◆ SUPPLIED DATA
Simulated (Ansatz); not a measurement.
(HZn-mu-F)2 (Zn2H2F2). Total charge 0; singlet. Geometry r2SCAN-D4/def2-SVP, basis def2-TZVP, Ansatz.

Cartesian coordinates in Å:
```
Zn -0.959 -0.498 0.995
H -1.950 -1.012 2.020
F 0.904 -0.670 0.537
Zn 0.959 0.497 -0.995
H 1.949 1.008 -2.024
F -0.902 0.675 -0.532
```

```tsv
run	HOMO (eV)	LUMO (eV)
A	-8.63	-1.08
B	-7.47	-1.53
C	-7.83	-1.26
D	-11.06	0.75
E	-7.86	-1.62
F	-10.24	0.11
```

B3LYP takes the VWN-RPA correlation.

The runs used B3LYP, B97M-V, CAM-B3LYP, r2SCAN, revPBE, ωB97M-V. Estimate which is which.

◆ WORK ORDER
Repeat exactly, and only, the run of lines from the start of the material above through the line that holds "B3LYP takes the VWN-RPA correlation.".

◆ WRITTEN ANSWER
Simulated (Ansatz); not a measurement.
(HZn-mu-F)2 (Zn2H2F2). Total charge 0; singlet. Geometry r2SCAN-D4/def2-SVP, basis def2-TZVP, Ansatz.

Cartesian coordinates in Å:
```
Zn -0.959 -0.498 0.995
H -1.950 -1.012 2.020
F 0.904 -0.670 0.537
Zn 0.959 0.497 -0.995
H 1.949 1.008 -2.024
F -0.902 0.675 -0.532
```

```tsv
run	HOMO (eV)	LUMO (eV)
A	-8.63	-1.08
B	-7.47	-1.53
C	-7.83	-1.26
D	-11.06	0.75
E	-7.86	-1.62
F	-10.24	0.11
```

B3LYP takes the VWN-RPA correlation.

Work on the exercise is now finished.